# [Requirement]
Restate the listing below with no word altered.

Material shown: Begin

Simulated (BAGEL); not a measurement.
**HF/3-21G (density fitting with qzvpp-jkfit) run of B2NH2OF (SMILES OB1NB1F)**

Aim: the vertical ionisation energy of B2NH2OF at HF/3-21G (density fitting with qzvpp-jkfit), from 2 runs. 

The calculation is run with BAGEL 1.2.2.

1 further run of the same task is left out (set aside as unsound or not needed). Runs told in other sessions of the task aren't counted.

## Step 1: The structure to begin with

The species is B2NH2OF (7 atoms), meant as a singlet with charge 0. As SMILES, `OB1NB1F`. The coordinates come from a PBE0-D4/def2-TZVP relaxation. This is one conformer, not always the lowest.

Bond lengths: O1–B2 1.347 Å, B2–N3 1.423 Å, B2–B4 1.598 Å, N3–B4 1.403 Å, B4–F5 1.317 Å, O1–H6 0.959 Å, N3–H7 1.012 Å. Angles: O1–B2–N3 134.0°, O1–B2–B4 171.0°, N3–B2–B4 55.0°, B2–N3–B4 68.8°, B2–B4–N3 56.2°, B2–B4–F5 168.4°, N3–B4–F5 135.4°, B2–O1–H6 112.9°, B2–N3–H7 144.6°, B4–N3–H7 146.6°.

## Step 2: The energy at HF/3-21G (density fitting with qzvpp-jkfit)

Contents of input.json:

Material shown: End

# [Exercise solution]
Simulated (BAGEL); not a measurement.
**HF/3-21G (density fitting with qzvpp-jkfit) run of B2NH2OF (SMILES OB1NB1F)**

Aim: the vertical ionisation energy of B2NH2OF at HF/3-21G (density fitting with qzvpp-jkfit), from 2 runs. 

The calculation is run with BAGEL 1.2.2.

1 further run of the same task is left out (set aside as unsound or not needed). Runs told in other sessions of the task aren't counted.

## Step 1: The structure to begin with

The species is B2NH2OF (7 atoms), meant as a singlet with charge 0. As SMILES, `OB1NB1F`. The coordinates come from a PBE0-D4/def2-TZVP relaxation. This is one conformer, not always the lowest.

Bond lengths: O1–B2 1.347 Å, B2–N3 1.423 Å, B2–B4 1.598 Å, N3–B4 1.403 Å, B4–F5 1.317 Å, O1–H6 0.959 Å, N3–H7 1.012 Å. Angles: O1–B2–N3 134.0°, O1–B2–B4 171.0°, N3–B2–B4 55.0°, B2–N3–B4 68.8°, B2–B4–N3 56.2°, B2–B4–F5 168.4°, N3–B4–F5 135.4°, B2–O1–H6 112.9°, B2–N3–H7 144.6°, B4–N3–H7 146.6°.

## Step 2: The energy at HF/3-21G (density fitting with qzvpp-jkfit)

Contents of input.json:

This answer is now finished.